*Work order*: Repeat, line for line, the entries below from the first line to the line containing "Hardware: 1 thread", counting both ends.

▼▼▼

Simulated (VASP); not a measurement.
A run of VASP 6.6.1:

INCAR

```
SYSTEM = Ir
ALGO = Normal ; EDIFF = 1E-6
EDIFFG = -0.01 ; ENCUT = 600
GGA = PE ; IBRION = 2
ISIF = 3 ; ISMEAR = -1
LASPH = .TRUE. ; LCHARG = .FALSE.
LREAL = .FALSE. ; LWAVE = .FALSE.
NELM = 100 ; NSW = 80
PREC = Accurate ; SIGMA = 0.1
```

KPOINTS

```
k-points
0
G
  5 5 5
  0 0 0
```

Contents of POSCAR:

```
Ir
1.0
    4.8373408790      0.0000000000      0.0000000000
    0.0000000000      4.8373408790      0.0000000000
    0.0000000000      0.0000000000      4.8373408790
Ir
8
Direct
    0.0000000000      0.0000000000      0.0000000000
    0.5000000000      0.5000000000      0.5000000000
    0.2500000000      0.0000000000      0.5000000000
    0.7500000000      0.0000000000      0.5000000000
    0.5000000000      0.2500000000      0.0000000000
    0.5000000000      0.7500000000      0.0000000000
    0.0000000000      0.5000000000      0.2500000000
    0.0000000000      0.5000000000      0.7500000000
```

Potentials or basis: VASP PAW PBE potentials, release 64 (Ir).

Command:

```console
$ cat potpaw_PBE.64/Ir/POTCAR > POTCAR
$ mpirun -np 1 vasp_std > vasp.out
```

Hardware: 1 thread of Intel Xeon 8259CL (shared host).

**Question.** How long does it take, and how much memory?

▲▲▲

*Written reply*:
Simulated (VASP); not a measurement.
A run of VASP 6.6.1:

INCAR

```
SYSTEM = Ir
ALGO = Normal ; EDIFF = 1E-6
EDIFFG = -0.01 ; ENCUT = 600
GGA = PE ; IBRION = 2
ISIF = 3 ; ISMEAR = -1
LASPH = .TRUE. ; LCHARG = .FALSE.
LREAL = .FALSE. ; LWAVE = .FALSE.
NELM = 100 ; NSW = 80
PREC = Accurate ; SIGMA = 0.1
```

KPOINTS

```
k-points
0
G
  5 5 5
  0 0 0
```

Contents of POSCAR:

```
Ir
1.0
    4.8373408790      0.0000000000      0.0000000000
    0.0000000000      4.8373408790      0.0000000000
    0.0000000000      0.0000000000      4.8373408790
Ir
8
Direct
    0.0000000000      0.0000000000      0.0000000000
    0.5000000000      0.5000000000      0.5000000000
    0.2500000000      0.0000000000      0.5000000000
    0.7500000000      0.0000000000      0.5000000000
    0.5000000000      0.2500000000      0.0000000000
    0.5000000000      0.7500000000      0.0000000000
    0.0000000000      0.5000000000      0.2500000000
    0.0000000000      0.5000000000      0.7500000000
```

Potentials or basis: VASP PAW PBE potentials, release 64 (Ir).

Command:

```console
$ cat potpaw_PBE.64/Ir/POTCAR > POTCAR
$ mpirun -np 1 vasp_std > vasp.out
```

Hardware: 1 thread of Intel Xeon 8259CL (shared host).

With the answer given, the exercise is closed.